Give again the entries below exactly, beginning at the first line and ending at the line with "The largest gap".

----------------

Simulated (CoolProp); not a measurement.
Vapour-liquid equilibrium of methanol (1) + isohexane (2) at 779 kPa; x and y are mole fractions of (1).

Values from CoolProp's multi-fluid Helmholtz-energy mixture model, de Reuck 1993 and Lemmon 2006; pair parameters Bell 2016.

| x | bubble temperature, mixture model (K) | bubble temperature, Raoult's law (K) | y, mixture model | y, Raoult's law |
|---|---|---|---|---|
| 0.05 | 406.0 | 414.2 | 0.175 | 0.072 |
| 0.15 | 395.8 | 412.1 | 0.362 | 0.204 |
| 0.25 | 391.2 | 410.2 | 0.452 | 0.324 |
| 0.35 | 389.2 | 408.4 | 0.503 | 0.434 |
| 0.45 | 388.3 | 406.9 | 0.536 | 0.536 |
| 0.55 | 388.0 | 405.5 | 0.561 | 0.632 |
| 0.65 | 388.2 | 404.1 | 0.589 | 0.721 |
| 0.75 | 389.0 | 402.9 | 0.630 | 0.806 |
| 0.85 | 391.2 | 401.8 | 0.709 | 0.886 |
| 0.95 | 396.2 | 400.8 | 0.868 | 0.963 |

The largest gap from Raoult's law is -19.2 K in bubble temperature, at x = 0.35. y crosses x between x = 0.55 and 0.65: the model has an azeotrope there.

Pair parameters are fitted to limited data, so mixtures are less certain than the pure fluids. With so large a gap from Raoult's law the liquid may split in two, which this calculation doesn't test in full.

----------------

Written reply ->
Simulated (CoolProp); not a measurement.
Vapour-liquid equilibrium of methanol (1) + isohexane (2) at 779 kPa; x and y are mole fractions of (1).

Values from CoolProp's multi-fluid Helmholtz-energy mixture model, de Reuck 1993 and Lemmon 2006; pair parameters Bell 2016.

| x | bubble temperature, mixture model (K) | bubble temperature, Raoult's law (K) | y, mixture model | y, Raoult's law |
|---|---|---|---|---|
| 0.05 | 406.0 | 414.2 | 0.175 | 0.072 |
| 0.15 | 395.8 | 412.1 | 0.362 | 0.204 |
| 0.25 | 391.2 | 410.2 | 0.452 | 0.324 |
| 0.35 | 389.2 | 408.4 | 0.503 | 0.434 |
| 0.45 | 388.3 | 406.9 | 0.536 | 0.536 |
| 0.55 | 388.0 | 405.5 | 0.561 | 0.632 |
| 0.65 | 388.2 | 404.1 | 0.589 | 0.721 |
| 0.75 | 389.0 | 402.9 | 0.630 | 0.806 |
| 0.85 | 391.2 | 401.8 | 0.709 | 0.886 |
| 0.95 | 396.2 | 400.8 | 0.868 | 0.963 |

The largest gap from Raoult's law is -19.2 K in bubble temperature, at x = 0.35. y crosses x between x = 0.55 and 0.65: the model has an azeotrope there.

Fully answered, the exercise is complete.